EXERCISE:
Return the listing below character for character.

[INFORMATION PROVIDED — start]

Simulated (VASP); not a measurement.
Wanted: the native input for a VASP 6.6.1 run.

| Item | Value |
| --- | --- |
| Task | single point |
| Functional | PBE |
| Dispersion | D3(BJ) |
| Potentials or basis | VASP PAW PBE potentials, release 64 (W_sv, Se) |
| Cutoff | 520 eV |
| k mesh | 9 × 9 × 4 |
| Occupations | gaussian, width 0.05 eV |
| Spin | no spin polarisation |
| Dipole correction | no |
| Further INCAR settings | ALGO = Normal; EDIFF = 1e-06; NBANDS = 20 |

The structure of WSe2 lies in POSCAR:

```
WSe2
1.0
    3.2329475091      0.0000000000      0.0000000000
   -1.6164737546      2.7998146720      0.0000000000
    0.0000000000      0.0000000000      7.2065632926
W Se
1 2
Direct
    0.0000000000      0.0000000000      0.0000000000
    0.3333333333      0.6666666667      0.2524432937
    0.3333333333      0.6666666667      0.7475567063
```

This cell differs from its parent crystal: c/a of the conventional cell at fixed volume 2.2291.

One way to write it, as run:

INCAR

[INFORMATION PROVIDED — finish]

YOUR SOLUTION:
Simulated (VASP); not a measurement.
Wanted: the native input for a VASP 6.6.1 run.

| Item | Value |
| --- | --- |
| Task | single point |
| Functional | PBE |
| Dispersion | D3(BJ) |
| Potentials or basis | VASP PAW PBE potentials, release 64 (W_sv, Se) |
| Cutoff | 520 eV |
| k mesh | 9 × 9 × 4 |
| Occupations | gaussian, width 0.05 eV |
| Spin | no spin polarisation |
| Dipole correction | no |
| Further INCAR settings | ALGO = Normal; EDIFF = 1e-06; NBANDS = 20 |

The structure of WSe2 lies in POSCAR:

```
WSe2
1.0
    3.2329475091      0.0000000000      0.0000000000
   -1.6164737546      2.7998146720      0.0000000000
    0.0000000000      0.0000000000      7.2065632926
W Se
1 2
Direct
    0.0000000000      0.0000000000      0.0000000000
    0.3333333333      0.6666666667      0.2524432937
    0.3333333333      0.6666666667      0.7475567063
```

This cell differs from its parent crystal: c/a of the conventional cell at fixed volume 2.2291.

One way to write it, as run:

INCAR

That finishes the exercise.